***** Record excerpts

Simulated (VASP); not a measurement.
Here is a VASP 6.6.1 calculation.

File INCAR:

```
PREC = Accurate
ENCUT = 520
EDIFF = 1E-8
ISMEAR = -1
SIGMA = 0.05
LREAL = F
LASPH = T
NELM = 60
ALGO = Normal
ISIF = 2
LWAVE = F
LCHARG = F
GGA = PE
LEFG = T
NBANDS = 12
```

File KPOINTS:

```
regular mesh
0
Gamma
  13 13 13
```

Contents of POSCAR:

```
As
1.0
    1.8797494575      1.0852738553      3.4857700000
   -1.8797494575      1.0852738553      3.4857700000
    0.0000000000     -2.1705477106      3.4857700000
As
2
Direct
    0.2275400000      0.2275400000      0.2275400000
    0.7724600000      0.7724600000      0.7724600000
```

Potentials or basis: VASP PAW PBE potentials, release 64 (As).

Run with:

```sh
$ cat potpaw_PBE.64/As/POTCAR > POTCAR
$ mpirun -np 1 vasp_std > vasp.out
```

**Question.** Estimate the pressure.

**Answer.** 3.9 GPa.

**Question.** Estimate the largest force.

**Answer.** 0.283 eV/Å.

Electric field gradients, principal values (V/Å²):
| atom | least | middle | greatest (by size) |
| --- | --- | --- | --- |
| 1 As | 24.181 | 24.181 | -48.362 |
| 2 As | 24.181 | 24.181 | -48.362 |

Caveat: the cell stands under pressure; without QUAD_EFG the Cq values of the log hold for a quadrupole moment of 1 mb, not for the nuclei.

**********

_Requirement:_ Beginning at the first line of the records, give again each line exactly as written, ending with the line that contains "Electric field gradients, principal".

_Task solution:_
Simulated (VASP); not a measurement.
Here is a VASP 6.6.1 calculation.

File INCAR:

```
PREC = Accurate
ENCUT = 520
EDIFF = 1E-8
ISMEAR = -1
SIGMA = 0.05
LREAL = F
LASPH = T
NELM = 60
ALGO = Normal
ISIF = 2
LWAVE = F
LCHARG = F
GGA = PE
LEFG = T
NBANDS = 12
```

File KPOINTS:

```
regular mesh
0
Gamma
  13 13 13
```

Contents of POSCAR:

```
As
1.0
    1.8797494575      1.0852738553      3.4857700000
   -1.8797494575      1.0852738553      3.4857700000
    0.0000000000     -2.1705477106      3.4857700000
As
2
Direct
    0.2275400000      0.2275400000      0.2275400000
    0.7724600000      0.7724600000      0.7724600000
```

Potentials or basis: VASP PAW PBE potentials, release 64 (As).

Run with:

```sh
$ cat potpaw_PBE.64/As/POTCAR > POTCAR
$ mpirun -np 1 vasp_std > vasp.out
```

**Question.** Estimate the pressure.

**Answer.** 3.9 GPa.

**Question.** Estimate the largest force.

**Answer.** 0.283 eV/Å.

Electric field gradients, principal values (V/Å²):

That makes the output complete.